ACTION ITEM: Return the records exactly, from the first line through the "It takes space" line.

INFORMATION PROVIDED:
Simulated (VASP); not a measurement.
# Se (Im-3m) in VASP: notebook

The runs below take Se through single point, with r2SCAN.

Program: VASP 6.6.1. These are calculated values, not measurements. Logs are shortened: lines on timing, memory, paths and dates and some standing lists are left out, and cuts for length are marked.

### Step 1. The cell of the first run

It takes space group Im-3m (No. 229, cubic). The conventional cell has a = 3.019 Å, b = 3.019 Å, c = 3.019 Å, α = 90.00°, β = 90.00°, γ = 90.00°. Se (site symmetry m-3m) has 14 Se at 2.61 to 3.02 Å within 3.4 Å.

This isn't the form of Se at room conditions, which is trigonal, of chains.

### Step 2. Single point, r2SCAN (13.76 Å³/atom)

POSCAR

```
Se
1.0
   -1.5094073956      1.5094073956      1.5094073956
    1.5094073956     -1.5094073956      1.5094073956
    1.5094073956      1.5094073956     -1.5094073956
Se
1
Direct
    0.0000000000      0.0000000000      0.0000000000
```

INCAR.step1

YOUR RESPONSE:
Simulated (VASP); not a measurement.
# Se (Im-3m) in VASP: notebook

The runs below take Se through single point, with r2SCAN.

Program: VASP 6.6.1. These are calculated values, not measurements. Logs are shortened: lines on timing, memory, paths and dates and some standing lists are left out, and cuts for length are marked.

### Step 1. The cell of the first run

It takes space group Im-3m (No. 229, cubic). The conventional cell has a = 3.019 Å, b = 3.019 Å, c = 3.019 Å, α = 90.00°, β = 90.00°, γ = 90.00°. Se (site symmetry m-3m) has 14 Se at 2.61 to 3.02 Å within 3.4 Å.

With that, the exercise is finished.